** Opening Entries provided block **
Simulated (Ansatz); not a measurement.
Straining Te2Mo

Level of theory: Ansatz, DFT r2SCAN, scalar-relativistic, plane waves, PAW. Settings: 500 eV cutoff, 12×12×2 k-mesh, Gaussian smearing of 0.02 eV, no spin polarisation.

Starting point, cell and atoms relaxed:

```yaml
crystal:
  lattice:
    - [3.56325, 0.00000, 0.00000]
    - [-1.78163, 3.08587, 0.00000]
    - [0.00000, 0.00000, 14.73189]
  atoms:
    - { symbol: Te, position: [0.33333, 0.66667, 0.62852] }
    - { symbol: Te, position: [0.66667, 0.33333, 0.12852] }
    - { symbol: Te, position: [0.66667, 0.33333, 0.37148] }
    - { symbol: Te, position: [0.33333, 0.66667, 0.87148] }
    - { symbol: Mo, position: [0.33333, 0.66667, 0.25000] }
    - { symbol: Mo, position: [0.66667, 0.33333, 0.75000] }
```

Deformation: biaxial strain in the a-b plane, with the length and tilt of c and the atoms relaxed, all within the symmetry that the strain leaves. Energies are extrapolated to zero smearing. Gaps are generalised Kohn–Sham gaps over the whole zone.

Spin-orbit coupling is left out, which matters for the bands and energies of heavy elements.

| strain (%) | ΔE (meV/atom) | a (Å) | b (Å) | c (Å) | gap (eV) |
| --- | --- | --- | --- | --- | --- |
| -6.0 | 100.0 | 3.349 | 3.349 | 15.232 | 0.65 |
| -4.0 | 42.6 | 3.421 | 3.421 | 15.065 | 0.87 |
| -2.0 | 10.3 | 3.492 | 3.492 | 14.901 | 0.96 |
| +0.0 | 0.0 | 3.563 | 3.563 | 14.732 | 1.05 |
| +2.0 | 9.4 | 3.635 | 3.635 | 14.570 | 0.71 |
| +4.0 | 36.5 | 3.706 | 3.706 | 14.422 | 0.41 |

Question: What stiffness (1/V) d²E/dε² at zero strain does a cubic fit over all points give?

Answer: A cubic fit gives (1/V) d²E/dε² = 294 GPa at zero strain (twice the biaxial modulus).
** Closing Entries provided block **

> [Task item] Quote exactly the stretch of lines above that starts at the first one and ends at the line with "15.232 | 0.65 |", and nothing beyond it.

> [Reply]
Simulated (Ansatz); not a measurement.
Straining Te2Mo

Level of theory: Ansatz, DFT r2SCAN, scalar-relativistic, plane waves, PAW. Settings: 500 eV cutoff, 12×12×2 k-mesh, Gaussian smearing of 0.02 eV, no spin polarisation.

Starting point, cell and atoms relaxed:

```yaml
crystal:
  lattice:
    - [3.56325, 0.00000, 0.00000]
    - [-1.78163, 3.08587, 0.00000]
    - [0.00000, 0.00000, 14.73189]
  atoms:
    - { symbol: Te, position: [0.33333, 0.66667, 0.62852] }
    - { symbol: Te, position: [0.66667, 0.33333, 0.12852] }
    - { symbol: Te, position: [0.66667, 0.33333, 0.37148] }
    - { symbol: Te, position: [0.33333, 0.66667, 0.87148] }
    - { symbol: Mo, position: [0.33333, 0.66667, 0.25000] }
    - { symbol: Mo, position: [0.66667, 0.33333, 0.75000] }
```

Deformation: biaxial strain in the a-b plane, with the length and tilt of c and the atoms relaxed, all within the symmetry that the strain leaves. Energies are extrapolated to zero smearing. Gaps are generalised Kohn–Sham gaps over the whole zone.

Spin-orbit coupling is left out, which matters for the bands and energies of heavy elements.

| strain (%) | ΔE (meV/atom) | a (Å) | b (Å) | c (Å) | gap (eV) |
| --- | --- | --- | --- | --- | --- |
| -6.0 | 100.0 | 3.349 | 3.349 | 15.232 | 0.65 |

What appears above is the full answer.